[DATA EXTRACTS — start]

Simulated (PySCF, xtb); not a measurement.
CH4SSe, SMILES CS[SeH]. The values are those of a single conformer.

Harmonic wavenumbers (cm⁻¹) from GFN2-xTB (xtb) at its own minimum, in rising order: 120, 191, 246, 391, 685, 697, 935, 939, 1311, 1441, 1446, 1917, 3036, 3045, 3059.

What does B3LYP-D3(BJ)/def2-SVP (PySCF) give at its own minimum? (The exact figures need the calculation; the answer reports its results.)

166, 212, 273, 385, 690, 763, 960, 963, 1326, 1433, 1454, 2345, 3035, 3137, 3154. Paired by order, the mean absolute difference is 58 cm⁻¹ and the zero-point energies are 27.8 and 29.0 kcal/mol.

[DATA EXTRACTS — finish]

[TASK ITEM] What you return should be exactly the lines above, starting at the one with "CH4SSe, SMILES CS[SeH]." and ending at the one with "What does B3LYP-D3(BJ)/def2-SVP", and nothing else.

[WRITTEN ANSWER]
CH4SSe, SMILES CS[SeH]. The values are those of a single conformer.

Harmonic wavenumbers (cm⁻¹) from GFN2-xTB (xtb) at its own minimum, in rising order: 120, 191, 246, 391, 685, 697, 935, 939, 1311, 1441, 1446, 1917, 3036, 3045, 3059.

What does B3LYP-D3(BJ)/def2-SVP (PySCF) give at its own minimum? (The exact figures need the calculation; the answer reports its results.)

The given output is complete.